DATA EXTRACTS -
-*-

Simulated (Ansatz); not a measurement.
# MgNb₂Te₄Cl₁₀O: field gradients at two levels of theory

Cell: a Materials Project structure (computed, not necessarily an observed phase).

-*-

WORK REQUEST -
Emit the full listing verbatim.

EXERCISE OUTPUT -
Simulated (Ansatz); not a measurement.
# MgNb₂Te₄Cl₁₀O: field gradients at two levels of theory

Cell: a Materials Project structure (computed, not necessarily an observed phase).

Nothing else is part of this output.